## Work task
Nothing should differ between your output and the entries below.

======== Provided records ========

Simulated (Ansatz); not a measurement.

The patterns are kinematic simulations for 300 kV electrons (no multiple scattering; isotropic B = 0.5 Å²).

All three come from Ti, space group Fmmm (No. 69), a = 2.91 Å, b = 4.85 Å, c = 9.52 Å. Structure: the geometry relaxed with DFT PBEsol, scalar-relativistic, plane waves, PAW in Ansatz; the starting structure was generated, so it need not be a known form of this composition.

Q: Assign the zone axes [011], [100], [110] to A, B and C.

========

## Result
Simulated (Ansatz); not a measurement.

The patterns are kinematic simulations for 300 kV electrons (no multiple scattering; isotropic B = 0.5 Å²).

All three come from Ti, space group Fmmm (No. 69), a = 2.91 Å, b = 4.85 Å, c = 9.52 Å. Structure: the geometry relaxed with DFT PBEsol, scalar-relativistic, plane waves, PAW in Ansatz; the starting structure was generated, so it need not be a known form of this composition.

Q: Assign the zone axes [011], [100], [110] to A, B and C.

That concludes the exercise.